* **DATASET CONTENT**
*****
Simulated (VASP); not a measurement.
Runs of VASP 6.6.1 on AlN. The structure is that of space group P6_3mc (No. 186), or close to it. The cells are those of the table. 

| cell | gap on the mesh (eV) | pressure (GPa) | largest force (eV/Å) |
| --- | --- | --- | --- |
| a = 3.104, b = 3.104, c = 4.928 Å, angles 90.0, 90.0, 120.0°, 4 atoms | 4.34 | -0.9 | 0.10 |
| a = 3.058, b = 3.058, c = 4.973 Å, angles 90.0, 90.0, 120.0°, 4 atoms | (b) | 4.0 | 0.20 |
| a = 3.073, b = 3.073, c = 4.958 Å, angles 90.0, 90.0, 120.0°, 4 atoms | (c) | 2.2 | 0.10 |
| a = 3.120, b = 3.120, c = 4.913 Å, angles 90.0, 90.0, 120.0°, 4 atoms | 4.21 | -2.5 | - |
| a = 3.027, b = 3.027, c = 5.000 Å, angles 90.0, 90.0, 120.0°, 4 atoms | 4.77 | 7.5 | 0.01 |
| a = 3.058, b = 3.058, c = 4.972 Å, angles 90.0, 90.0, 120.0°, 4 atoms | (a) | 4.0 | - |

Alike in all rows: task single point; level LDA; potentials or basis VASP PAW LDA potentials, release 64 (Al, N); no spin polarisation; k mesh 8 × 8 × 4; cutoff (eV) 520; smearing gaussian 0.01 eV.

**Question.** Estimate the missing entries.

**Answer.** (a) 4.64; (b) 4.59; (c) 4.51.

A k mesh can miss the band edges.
*****

* **ACTION ITEM**
From the very first line of the records down to the line with "4.59; (c) 4.51.", please write out each line exactly, including both ends and no other lines.

* **ANSWER AREA**
Simulated (VASP); not a measurement.
Runs of VASP 6.6.1 on AlN. The structure is that of space group P6_3mc (No. 186), or close to it. The cells are those of the table. 

| cell | gap on the mesh (eV) | pressure (GPa) | largest force (eV/Å) |
| --- | --- | --- | --- |
| a = 3.104, b = 3.104, c = 4.928 Å, angles 90.0, 90.0, 120.0°, 4 atoms | 4.34 | -0.9 | 0.10 |
| a = 3.058, b = 3.058, c = 4.973 Å, angles 90.0, 90.0, 120.0°, 4 atoms | (b) | 4.0 | 0.20 |
| a = 3.073, b = 3.073, c = 4.958 Å, angles 90.0, 90.0, 120.0°, 4 atoms | (c) | 2.2 | 0.10 |
| a = 3.120, b = 3.120, c = 4.913 Å, angles 90.0, 90.0, 120.0°, 4 atoms | 4.21 | -2.5 | - |
| a = 3.027, b = 3.027, c = 5.000 Å, angles 90.0, 90.0, 120.0°, 4 atoms | 4.77 | 7.5 | 0.01 |
| a = 3.058, b = 3.058, c = 4.972 Å, angles 90.0, 90.0, 120.0°, 4 atoms | (a) | 4.0 | - |

Alike in all rows: task single point; level LDA; potentials or basis VASP PAW LDA potentials, release 64 (Al, N); no spin polarisation; k mesh 8 × 8 × 4; cutoff (eV) 520; smearing gaussian 0.01 eV.

**Question.** Estimate the missing entries.

**Answer.** (a) 4.64; (b) 4.59; (c) 4.51.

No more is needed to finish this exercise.